REQUIREMENT =
From the first line of the records down to the one that holds "(1) A log–log", transcribe each line exactly and add nothing.

*** EXCERPTED RECORDS Section Begins ***

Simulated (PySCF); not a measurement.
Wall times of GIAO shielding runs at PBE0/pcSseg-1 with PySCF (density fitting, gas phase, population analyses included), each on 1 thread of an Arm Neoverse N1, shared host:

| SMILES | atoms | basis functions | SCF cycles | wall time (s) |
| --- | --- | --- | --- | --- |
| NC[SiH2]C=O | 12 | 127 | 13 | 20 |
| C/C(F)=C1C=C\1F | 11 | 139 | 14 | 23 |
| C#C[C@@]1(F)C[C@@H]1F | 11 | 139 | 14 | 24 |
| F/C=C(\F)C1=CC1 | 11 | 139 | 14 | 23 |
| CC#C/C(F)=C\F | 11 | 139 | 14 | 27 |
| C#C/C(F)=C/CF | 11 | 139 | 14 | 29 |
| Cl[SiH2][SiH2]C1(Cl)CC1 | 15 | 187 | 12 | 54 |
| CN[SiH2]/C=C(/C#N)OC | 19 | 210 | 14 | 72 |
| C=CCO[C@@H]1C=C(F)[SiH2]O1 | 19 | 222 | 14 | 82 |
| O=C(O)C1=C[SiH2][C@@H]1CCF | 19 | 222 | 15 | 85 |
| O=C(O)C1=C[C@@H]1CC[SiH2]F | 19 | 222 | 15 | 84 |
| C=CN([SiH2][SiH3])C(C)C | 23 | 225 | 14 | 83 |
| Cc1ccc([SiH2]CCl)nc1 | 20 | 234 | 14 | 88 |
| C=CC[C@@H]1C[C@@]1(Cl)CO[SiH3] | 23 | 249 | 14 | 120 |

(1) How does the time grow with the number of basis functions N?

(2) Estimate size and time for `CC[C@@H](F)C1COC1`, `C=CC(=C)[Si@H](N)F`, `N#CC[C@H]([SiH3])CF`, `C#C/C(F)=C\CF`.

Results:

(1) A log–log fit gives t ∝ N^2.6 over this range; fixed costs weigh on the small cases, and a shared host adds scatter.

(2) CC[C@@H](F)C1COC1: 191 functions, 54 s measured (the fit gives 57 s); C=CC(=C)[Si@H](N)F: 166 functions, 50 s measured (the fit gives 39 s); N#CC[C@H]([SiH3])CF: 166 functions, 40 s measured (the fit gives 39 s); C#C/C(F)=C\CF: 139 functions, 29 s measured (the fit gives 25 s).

*** EXCERPTED RECORDS Section Ends ***

PROBLEM SOLUTION =
Simulated (PySCF); not a measurement.
Wall times of GIAO shielding runs at PBE0/pcSseg-1 with PySCF (density fitting, gas phase, population analyses included), each on 1 thread of an Arm Neoverse N1, shared host:

| SMILES | atoms | basis functions | SCF cycles | wall time (s) |
| --- | --- | --- | --- | --- |
| NC[SiH2]C=O | 12 | 127 | 13 | 20 |
| C/C(F)=C1C=C\1F | 11 | 139 | 14 | 23 |
| C#C[C@@]1(F)C[C@@H]1F | 11 | 139 | 14 | 24 |
| F/C=C(\F)C1=CC1 | 11 | 139 | 14 | 23 |
| CC#C/C(F)=C\F | 11 | 139 | 14 | 27 |
| C#C/C(F)=C/CF | 11 | 139 | 14 | 29 |
| Cl[SiH2][SiH2]C1(Cl)CC1 | 15 | 187 | 12 | 54 |
| CN[SiH2]/C=C(/C#N)OC | 19 | 210 | 14 | 72 |
| C=CCO[C@@H]1C=C(F)[SiH2]O1 | 19 | 222 | 14 | 82 |
| O=C(O)C1=C[SiH2][C@@H]1CCF | 19 | 222 | 15 | 85 |
| O=C(O)C1=C[C@@H]1CC[SiH2]F | 19 | 222 | 15 | 84 |
| C=CN([SiH2][SiH3])C(C)C | 23 | 225 | 14 | 83 |
| Cc1ccc([SiH2]CCl)nc1 | 20 | 234 | 14 | 88 |
| C=CC[C@@H]1C[C@@]1(Cl)CO[SiH3] | 23 | 249 | 14 | 120 |

(1) How does the time grow with the number of basis functions N?

(2) Estimate size and time for `CC[C@@H](F)C1COC1`, `C=CC(=C)[Si@H](N)F`, `N#CC[C@H]([SiH3])CF`, `C#C/C(F)=C\CF`.

Results:

(1) A log–log fit gives t ∝ N^2.6 over this range; fixed costs weigh on the small cases, and a shared host adds scatter.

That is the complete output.